| DATA UNDER STUDY |
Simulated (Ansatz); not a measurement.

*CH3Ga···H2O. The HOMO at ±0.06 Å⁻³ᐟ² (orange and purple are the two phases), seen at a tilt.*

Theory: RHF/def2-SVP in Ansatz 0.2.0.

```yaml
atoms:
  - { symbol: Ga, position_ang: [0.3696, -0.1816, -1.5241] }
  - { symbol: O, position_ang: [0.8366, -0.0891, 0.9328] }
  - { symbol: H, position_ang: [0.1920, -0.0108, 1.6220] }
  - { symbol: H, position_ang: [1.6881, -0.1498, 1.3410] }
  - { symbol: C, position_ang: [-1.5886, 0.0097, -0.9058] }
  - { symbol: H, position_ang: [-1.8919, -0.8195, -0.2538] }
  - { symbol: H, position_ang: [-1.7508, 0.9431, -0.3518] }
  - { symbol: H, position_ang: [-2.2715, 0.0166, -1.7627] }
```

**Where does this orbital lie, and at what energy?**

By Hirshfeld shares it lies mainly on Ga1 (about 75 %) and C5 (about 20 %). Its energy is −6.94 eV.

| WORK TASK |
Start at the first line of the material. Reproduce every line exactly, ending with the line that holds "at what energy?**".

| EXERCISE RESULT |
Simulated (Ansatz); not a measurement.

*CH3Ga···H2O. The HOMO at ±0.06 Å⁻³ᐟ² (orange and purple are the two phases), seen at a tilt.*

Theory: RHF/def2-SVP in Ansatz 0.2.0.

```yaml
atoms:
  - { symbol: Ga, position_ang: [0.3696, -0.1816, -1.5241] }
  - { symbol: O, position_ang: [0.8366, -0.0891, 0.9328] }
  - { symbol: H, position_ang: [0.1920, -0.0108, 1.6220] }
  - { symbol: H, position_ang: [1.6881, -0.1498, 1.3410] }
  - { symbol: C, position_ang: [-1.5886, 0.0097, -0.9058] }
  - { symbol: H, position_ang: [-1.8919, -0.8195, -0.2538] }
  - { symbol: H, position_ang: [-1.7508, 0.9431, -0.3518] }
  - { symbol: H, position_ang: [-2.2715, 0.0166, -1.7627] }
```

**Where does this orbital lie, and at what energy?**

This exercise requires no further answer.